BEGIN
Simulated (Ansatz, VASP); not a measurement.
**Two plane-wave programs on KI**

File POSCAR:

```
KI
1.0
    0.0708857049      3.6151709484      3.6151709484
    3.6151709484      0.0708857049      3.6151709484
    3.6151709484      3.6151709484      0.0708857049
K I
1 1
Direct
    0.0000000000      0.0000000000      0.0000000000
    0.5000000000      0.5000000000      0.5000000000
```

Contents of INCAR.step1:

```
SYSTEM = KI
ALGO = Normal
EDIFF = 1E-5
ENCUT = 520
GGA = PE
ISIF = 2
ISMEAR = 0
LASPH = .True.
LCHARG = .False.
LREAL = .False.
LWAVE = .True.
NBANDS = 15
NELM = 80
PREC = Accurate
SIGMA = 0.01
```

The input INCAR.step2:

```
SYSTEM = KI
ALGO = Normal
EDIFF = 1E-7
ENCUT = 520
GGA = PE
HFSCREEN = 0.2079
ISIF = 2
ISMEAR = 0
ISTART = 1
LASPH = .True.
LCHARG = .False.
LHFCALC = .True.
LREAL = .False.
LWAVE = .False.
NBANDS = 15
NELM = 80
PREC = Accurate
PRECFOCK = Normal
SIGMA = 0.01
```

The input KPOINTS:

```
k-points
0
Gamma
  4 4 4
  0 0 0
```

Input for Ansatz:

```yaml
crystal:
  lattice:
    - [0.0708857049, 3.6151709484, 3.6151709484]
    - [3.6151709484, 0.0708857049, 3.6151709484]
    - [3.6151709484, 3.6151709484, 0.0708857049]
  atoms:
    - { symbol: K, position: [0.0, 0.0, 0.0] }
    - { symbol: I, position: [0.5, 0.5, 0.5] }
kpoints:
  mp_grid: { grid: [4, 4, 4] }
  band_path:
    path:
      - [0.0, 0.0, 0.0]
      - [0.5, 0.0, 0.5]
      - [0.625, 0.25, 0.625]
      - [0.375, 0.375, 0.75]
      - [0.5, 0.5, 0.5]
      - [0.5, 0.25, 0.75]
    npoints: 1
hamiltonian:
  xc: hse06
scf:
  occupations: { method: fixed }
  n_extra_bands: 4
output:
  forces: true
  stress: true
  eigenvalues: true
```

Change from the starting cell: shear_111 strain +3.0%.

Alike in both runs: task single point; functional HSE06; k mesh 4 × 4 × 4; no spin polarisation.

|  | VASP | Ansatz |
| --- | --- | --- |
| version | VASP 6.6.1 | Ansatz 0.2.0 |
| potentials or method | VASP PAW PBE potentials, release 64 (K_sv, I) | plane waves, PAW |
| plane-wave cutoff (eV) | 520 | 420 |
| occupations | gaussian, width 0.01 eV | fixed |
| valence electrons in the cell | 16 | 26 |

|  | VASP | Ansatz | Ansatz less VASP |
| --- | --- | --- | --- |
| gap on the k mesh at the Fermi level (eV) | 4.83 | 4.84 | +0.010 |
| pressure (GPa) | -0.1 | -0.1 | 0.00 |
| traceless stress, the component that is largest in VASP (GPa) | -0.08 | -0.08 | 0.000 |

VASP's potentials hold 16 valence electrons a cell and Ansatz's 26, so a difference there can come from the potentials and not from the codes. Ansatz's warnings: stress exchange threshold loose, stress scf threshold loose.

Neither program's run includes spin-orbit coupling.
END

* [WORK INSTRUCTION] Word for word, restate the lines of the data above that fall between the line holding "less VASP |" and the line holding "VASP's potentials hold", inclusive, and no other lines.

* [ANSWER BOX]
|  | VASP | Ansatz | Ansatz less VASP |
| --- | --- | --- | --- |
| gap on the k mesh at the Fermi level (eV) | 4.83 | 4.84 | +0.010 |
| pressure (GPa) | -0.1 | -0.1 | 0.00 |
| traceless stress, the component that is largest in VASP (GPa) | -0.08 | -0.08 | 0.000 |

VASP's potentials hold 16 valence electrons a cell and Ansatz's 26, so a difference there can come from the potentials and not from the codes. Ansatz's warnings: stress exchange threshold loose, stress scf threshold loose.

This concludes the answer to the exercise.